(Supplied data begins)

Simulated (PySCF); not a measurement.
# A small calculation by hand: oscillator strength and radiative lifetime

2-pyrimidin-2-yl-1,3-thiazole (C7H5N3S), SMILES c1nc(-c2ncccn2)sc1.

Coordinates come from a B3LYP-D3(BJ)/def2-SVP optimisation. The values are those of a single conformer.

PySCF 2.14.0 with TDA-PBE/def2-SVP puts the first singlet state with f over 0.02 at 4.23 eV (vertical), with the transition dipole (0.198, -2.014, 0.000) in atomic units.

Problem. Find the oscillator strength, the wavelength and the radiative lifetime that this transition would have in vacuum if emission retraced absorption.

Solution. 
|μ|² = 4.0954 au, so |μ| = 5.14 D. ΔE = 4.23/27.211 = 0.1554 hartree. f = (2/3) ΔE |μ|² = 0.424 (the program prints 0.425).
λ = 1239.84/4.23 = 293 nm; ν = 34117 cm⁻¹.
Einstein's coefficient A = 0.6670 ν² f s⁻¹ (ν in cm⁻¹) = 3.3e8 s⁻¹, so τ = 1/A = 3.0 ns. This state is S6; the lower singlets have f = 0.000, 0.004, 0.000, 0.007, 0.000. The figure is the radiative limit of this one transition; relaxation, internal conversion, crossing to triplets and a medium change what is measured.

(Supplied data ends)

-- Requirement --
Using the data above, reproduce exactly the lines from the line that contains "PySCF 2.14.0 with" through the line that contains "λ = 1239.84/4.23 = 293 nm; ν = 34117 cm⁻¹.", including both.

-- Exercise response --
PySCF 2.14.0 with TDA-PBE/def2-SVP puts the first singlet state with f over 0.02 at 4.23 eV (vertical), with the transition dipole (0.198, -2.014, 0.000) in atomic units.

Problem. Find the oscillator strength, the wavelength and the radiative lifetime that this transition would have in vacuum if emission retraced absorption.

Solution. 
|μ|² = 4.0954 au, so |μ| = 5.14 D. ΔE = 4.23/27.211 = 0.1554 hartree. f = (2/3) ΔE |μ|² = 0.424 (the program prints 0.425).
λ = 1239.84/4.23 = 293 nm; ν = 34117 cm⁻¹.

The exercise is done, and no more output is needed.